Exercise →
Repeat exactly, please, the lines that begin at the start of the listing and end at the line holding "Estimate the missing values for 3d.".

━━━━━━━━━━━━━━━━

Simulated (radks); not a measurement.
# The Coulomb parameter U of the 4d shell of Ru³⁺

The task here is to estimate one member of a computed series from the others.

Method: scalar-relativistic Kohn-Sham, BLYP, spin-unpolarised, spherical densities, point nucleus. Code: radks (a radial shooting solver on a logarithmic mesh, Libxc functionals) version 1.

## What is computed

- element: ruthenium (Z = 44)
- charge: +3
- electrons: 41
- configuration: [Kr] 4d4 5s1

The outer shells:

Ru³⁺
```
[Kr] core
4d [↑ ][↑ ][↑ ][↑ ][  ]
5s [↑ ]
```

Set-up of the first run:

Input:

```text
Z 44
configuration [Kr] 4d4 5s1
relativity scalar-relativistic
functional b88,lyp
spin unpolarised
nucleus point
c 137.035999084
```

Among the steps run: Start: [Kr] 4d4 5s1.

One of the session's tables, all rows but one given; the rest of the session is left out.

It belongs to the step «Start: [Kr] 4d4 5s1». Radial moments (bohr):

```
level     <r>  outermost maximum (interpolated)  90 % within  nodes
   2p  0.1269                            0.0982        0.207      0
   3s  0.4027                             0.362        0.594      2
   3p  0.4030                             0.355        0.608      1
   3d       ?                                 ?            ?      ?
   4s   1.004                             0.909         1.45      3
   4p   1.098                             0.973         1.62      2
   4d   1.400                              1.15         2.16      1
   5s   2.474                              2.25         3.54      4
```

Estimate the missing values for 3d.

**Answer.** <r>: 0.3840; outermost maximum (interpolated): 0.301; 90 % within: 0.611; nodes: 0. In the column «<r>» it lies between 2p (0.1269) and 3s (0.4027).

━━━━━━━━━━━━━━━━

Exercise solution →
Simulated (radks); not a measurement.
# The Coulomb parameter U of the 4d shell of Ru³⁺

The task here is to estimate one member of a computed series from the others.

Method: scalar-relativistic Kohn-Sham, BLYP, spin-unpolarised, spherical densities, point nucleus. Code: radks (a radial shooting solver on a logarithmic mesh, Libxc functionals) version 1.

## What is computed

- element: ruthenium (Z = 44)
- charge: +3
- electrons: 41
- configuration: [Kr] 4d4 5s1

The outer shells:

Ru³⁺
```
[Kr] core
4d [↑ ][↑ ][↑ ][↑ ][  ]
5s [↑ ]
```

Set-up of the first run:

Input:

```text
Z 44
configuration [Kr] 4d4 5s1
relativity scalar-relativistic
functional b88,lyp
spin unpolarised
nucleus point
c 137.035999084
```

Among the steps run: Start: [Kr] 4d4 5s1.

One of the session's tables, all rows but one given; the rest of the session is left out.

It belongs to the step «Start: [Kr] 4d4 5s1». Radial moments (bohr):

```
level     <r>  outermost maximum (interpolated)  90 % within  nodes
   2p  0.1269                            0.0982        0.207      0
   3s  0.4027                             0.362        0.594      2
   3p  0.4030                             0.355        0.608      1
   3d       ?                                 ?            ?      ?
   4s   1.004                             0.909         1.45      3
   4p   1.098                             0.973         1.62      2
   4d   1.400                              1.15         2.16      1
   5s   2.474                              2.25         3.54      4
```

Estimate the missing values for 3d.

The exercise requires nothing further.